Work item:
Please repeat the data shown below, word for word.

========================================================================

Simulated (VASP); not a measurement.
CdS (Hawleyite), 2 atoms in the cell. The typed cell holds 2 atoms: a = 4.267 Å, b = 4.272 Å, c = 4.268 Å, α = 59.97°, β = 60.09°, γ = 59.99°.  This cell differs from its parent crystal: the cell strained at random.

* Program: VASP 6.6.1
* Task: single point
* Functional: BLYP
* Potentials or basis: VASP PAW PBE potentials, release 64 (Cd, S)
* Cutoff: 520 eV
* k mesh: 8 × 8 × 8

========================================================================

Exercise output:
Simulated (VASP); not a measurement.
CdS (Hawleyite), 2 atoms in the cell. The typed cell holds 2 atoms: a = 4.267 Å, b = 4.272 Å, c = 4.268 Å, α = 59.97°, β = 60.09°, γ = 59.99°.  This cell differs from its parent crystal: the cell strained at random.

* Program: VASP 6.6.1
* Task: single point
* Functional: BLYP
* Potentials or basis: VASP PAW PBE potentials, release 64 (Cd, S)
* Cutoff: 520 eV
* k mesh: 8 × 8 × 8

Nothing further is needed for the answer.